-- RECORDS SUPPLIED follows --
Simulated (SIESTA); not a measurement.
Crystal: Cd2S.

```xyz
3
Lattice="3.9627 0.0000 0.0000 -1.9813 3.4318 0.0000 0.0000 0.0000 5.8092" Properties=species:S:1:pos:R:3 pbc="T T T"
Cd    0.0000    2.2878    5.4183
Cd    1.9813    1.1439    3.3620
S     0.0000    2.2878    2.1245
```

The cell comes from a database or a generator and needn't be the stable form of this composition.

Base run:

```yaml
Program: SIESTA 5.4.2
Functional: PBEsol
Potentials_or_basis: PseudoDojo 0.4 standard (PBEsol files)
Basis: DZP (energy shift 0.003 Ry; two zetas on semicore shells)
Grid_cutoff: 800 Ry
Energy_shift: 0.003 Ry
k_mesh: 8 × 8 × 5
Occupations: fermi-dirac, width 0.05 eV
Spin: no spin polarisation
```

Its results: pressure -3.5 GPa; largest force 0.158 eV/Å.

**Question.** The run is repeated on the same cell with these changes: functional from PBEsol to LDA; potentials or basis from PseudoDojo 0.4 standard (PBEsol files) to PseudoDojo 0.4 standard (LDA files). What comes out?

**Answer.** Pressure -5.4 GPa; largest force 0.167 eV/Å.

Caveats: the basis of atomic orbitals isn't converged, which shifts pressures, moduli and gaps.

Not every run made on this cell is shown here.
-- RECORDS SUPPLIED concluded --

* [ACTION ITEM] Quote exactly the stretch of lines above that starts at the first one and ends at the line with "Caveats: the basis", and nothing beyond it.

* [EXERCISE SOLUTION]
Simulated (SIESTA); not a measurement.
Crystal: Cd2S.

```xyz
3
Lattice="3.9627 0.0000 0.0000 -1.9813 3.4318 0.0000 0.0000 0.0000 5.8092" Properties=species:S:1:pos:R:3 pbc="T T T"
Cd    0.0000    2.2878    5.4183
Cd    1.9813    1.1439    3.3620
S     0.0000    2.2878    2.1245
```

The cell comes from a database or a generator and needn't be the stable form of this composition.

Base run:

```yaml
Program: SIESTA 5.4.2
Functional: PBEsol
Potentials_or_basis: PseudoDojo 0.4 standard (PBEsol files)
Basis: DZP (energy shift 0.003 Ry; two zetas on semicore shells)
Grid_cutoff: 800 Ry
Energy_shift: 0.003 Ry
k_mesh: 8 × 8 × 5
Occupations: fermi-dirac, width 0.05 eV
Spin: no spin polarisation
```

Its results: pressure -3.5 GPa; largest force 0.158 eV/Å.

**Question.** The run is repeated on the same cell with these changes: functional from PBEsol to LDA; potentials or basis from PseudoDojo 0.4 standard (PBEsol files) to PseudoDojo 0.4 standard (LDA files). What comes out?

**Answer.** Pressure -5.4 GPa; largest force 0.167 eV/Å.

Caveats: the basis of atomic orbitals isn't converged, which shifts pressures, moduli and gaps.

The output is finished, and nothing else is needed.